- EXERCISE -
The listing below is to be output in its exact form.

- DATASET EXTRACT -
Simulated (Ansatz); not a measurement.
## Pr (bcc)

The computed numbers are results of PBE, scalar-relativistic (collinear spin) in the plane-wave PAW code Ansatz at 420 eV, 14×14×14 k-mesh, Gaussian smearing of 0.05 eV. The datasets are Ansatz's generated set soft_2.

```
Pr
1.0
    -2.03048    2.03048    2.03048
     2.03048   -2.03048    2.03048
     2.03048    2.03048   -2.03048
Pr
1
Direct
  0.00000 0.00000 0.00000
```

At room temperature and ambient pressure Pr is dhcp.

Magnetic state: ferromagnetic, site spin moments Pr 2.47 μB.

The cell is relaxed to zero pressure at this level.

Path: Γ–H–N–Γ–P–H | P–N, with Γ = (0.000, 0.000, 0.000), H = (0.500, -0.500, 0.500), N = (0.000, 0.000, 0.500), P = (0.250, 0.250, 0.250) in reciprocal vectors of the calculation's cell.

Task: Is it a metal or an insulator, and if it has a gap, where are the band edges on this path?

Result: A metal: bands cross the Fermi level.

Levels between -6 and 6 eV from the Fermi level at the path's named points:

- RESPONSE BOX -
Simulated (Ansatz); not a measurement.
## Pr (bcc)

The computed numbers are results of PBE, scalar-relativistic (collinear spin) in the plane-wave PAW code Ansatz at 420 eV, 14×14×14 k-mesh, Gaussian smearing of 0.05 eV. The datasets are Ansatz's generated set soft_2.

```
Pr
1.0
    -2.03048    2.03048    2.03048
     2.03048   -2.03048    2.03048
     2.03048    2.03048   -2.03048
Pr
1
Direct
  0.00000 0.00000 0.00000
```

At room temperature and ambient pressure Pr is dhcp.

Magnetic state: ferromagnetic, site spin moments Pr 2.47 μB.

The cell is relaxed to zero pressure at this level.

Path: Γ–H–N–Γ–P–H | P–N, with Γ = (0.000, 0.000, 0.000), H = (0.500, -0.500, 0.500), N = (0.000, 0.000, 0.500), P = (0.250, 0.250, 0.250) in reciprocal vectors of the calculation's cell.

Task: Is it a metal or an insulator, and if it has a gap, where are the band edges on this path?

Result: A metal: bands cross the Fermi level.

Levels between -6 and 6 eV from the Fermi level at the path's named points:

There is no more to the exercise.